WORK ORDER: Would you restate the entries below word for word, starting at the first line and ending with the one that has "The structure is"?

DATASET CONTENT:
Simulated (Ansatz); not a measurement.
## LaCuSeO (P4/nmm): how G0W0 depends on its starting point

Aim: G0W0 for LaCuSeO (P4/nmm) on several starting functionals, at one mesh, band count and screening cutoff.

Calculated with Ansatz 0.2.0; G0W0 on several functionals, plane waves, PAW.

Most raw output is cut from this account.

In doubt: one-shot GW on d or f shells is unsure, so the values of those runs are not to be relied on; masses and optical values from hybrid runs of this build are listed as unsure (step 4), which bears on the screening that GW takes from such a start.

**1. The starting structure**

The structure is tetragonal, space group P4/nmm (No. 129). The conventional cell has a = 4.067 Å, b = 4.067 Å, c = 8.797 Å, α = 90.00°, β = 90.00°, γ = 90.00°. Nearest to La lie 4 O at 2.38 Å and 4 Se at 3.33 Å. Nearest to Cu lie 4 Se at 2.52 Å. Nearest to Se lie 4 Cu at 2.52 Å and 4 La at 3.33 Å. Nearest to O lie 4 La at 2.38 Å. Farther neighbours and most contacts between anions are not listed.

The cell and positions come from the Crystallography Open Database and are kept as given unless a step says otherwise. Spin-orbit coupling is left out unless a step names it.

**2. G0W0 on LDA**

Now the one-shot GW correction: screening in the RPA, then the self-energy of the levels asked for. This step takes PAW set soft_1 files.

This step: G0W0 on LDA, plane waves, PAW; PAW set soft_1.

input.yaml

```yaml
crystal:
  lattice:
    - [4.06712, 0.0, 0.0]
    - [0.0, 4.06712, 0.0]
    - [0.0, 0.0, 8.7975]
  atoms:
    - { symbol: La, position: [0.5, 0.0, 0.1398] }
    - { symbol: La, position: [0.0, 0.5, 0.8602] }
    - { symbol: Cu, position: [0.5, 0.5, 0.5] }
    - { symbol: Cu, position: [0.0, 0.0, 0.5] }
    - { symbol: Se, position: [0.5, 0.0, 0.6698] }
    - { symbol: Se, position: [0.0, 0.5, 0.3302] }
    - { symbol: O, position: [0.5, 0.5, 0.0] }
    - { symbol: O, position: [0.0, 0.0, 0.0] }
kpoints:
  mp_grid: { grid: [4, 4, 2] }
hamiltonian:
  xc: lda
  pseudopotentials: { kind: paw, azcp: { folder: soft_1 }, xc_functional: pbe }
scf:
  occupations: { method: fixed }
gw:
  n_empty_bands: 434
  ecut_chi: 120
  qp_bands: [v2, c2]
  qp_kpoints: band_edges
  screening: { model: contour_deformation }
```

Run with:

ANSWER SECTION:
Simulated (Ansatz); not a measurement.
## LaCuSeO (P4/nmm): how G0W0 depends on its starting point

Aim: G0W0 for LaCuSeO (P4/nmm) on several starting functionals, at one mesh, band count and screening cutoff.

Calculated with Ansatz 0.2.0; G0W0 on several functionals, plane waves, PAW.

Most raw output is cut from this account.

In doubt: one-shot GW on d or f shells is unsure, so the values of those runs are not to be relied on; masses and optical values from hybrid runs of this build are listed as unsure (step 4), which bears on the screening that GW takes from such a start.

**1. The starting structure**

The structure is tetragonal, space group P4/nmm (No. 129). The conventional cell has a = 4.067 Å, b = 4.067 Å, c = 8.797 Å, α = 90.00°, β = 90.00°, γ = 90.00°. Nearest to La lie 4 O at 2.38 Å and 4 Se at 3.33 Å. Nearest to Cu lie 4 Se at 2.52 Å. Nearest to Se lie 4 Cu at 2.52 Å and 4 La at 3.33 Å. Nearest to O lie 4 La at 2.38 Å. Farther neighbours and most contacts between anions are not listed.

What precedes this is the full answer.